**WORK TASK:**
Take the material below and reproduce, word for word, only the lines from the line with "Wanted: the native" through the line with "The input as".

======== DATA UNDER STUDY
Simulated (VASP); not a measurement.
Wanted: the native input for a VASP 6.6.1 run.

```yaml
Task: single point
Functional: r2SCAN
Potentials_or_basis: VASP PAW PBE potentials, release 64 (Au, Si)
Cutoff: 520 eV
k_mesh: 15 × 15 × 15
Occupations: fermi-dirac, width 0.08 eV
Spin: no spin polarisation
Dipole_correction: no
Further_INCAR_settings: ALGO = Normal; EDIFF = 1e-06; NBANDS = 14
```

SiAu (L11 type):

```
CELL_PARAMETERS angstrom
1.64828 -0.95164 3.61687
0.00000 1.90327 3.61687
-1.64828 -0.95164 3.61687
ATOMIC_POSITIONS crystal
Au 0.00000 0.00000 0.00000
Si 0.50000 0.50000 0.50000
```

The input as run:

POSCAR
================

**EXERCISE SOLUTION:**
Wanted: the native input for a VASP 6.6.1 run.

```yaml
Task: single point
Functional: r2SCAN
Potentials_or_basis: VASP PAW PBE potentials, release 64 (Au, Si)
Cutoff: 520 eV
k_mesh: 15 × 15 × 15
Occupations: fermi-dirac, width 0.08 eV
Spin: no spin polarisation
Dipole_correction: no
Further_INCAR_settings: ALGO = Normal; EDIFF = 1e-06; NBANDS = 14
```

SiAu (L11 type):

```
CELL_PARAMETERS angstrom
1.64828 -0.95164 3.61687
0.00000 1.90327 3.61687
-1.64828 -0.95164 3.61687
ATOMIC_POSITIONS crystal
Au 0.00000 0.00000 0.00000
Si 0.50000 0.50000 0.50000
```

The input as run:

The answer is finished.